╔══

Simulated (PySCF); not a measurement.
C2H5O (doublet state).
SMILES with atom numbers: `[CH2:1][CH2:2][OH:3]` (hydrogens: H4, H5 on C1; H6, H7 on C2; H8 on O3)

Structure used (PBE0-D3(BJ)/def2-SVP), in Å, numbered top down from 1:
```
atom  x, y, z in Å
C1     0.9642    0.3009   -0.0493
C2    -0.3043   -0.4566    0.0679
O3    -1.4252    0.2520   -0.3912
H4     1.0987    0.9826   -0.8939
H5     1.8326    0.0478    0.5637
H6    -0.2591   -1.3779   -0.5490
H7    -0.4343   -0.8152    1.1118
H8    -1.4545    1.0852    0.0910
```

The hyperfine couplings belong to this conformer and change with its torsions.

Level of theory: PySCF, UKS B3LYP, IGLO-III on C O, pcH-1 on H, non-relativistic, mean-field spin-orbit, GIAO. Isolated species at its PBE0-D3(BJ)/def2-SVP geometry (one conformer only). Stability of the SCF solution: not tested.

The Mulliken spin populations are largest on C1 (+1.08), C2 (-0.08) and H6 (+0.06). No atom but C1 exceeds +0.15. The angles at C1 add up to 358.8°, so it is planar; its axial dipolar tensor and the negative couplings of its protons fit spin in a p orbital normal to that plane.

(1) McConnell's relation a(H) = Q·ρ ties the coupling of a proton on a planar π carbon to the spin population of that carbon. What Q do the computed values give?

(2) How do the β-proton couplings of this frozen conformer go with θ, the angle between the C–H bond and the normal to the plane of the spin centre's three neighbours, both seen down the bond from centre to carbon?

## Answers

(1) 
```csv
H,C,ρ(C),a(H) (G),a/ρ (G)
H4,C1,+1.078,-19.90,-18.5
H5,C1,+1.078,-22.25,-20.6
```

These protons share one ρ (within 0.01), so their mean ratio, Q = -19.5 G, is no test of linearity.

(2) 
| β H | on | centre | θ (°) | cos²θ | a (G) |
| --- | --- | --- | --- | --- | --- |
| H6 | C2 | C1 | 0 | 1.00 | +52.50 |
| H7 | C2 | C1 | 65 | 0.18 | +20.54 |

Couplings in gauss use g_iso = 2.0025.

╚══

▸ ASSIGNED TASK:
What is needed is an exact repetition of the lines from the first line of the records through the line containing "(1) McConnell's relation", both ends included, and nothing more.

▸ RESULT:
Simulated (PySCF); not a measurement.
C2H5O (doublet state).
SMILES with atom numbers: `[CH2:1][CH2:2][OH:3]` (hydrogens: H4, H5 on C1; H6, H7 on C2; H8 on O3)

Structure used (PBE0-D3(BJ)/def2-SVP), in Å, numbered top down from 1:
```
atom  x, y, z in Å
C1     0.9642    0.3009   -0.0493
C2    -0.3043   -0.4566    0.0679
O3    -1.4252    0.2520   -0.3912
H4     1.0987    0.9826   -0.8939
H5     1.8326    0.0478    0.5637
H6    -0.2591   -1.3779   -0.5490
H7    -0.4343   -0.8152    1.1118
H8    -1.4545    1.0852    0.0910
```

The hyperfine couplings belong to this conformer and change with its torsions.

Level of theory: PySCF, UKS B3LYP, IGLO-III on C O, pcH-1 on H, non-relativistic, mean-field spin-orbit, GIAO. Isolated species at its PBE0-D3(BJ)/def2-SVP geometry (one conformer only). Stability of the SCF solution: not tested.

The Mulliken spin populations are largest on C1 (+1.08), C2 (-0.08) and H6 (+0.06). No atom but C1 exceeds +0.15. The angles at C1 add up to 358.8°, so it is planar; its axial dipolar tensor and the negative couplings of its protons fit spin in a p orbital normal to that plane.

(1) McConnell's relation a(H) = Q·ρ ties the coupling of a proton on a planar π carbon to the spin population of that carbon. What Q do the computed values give?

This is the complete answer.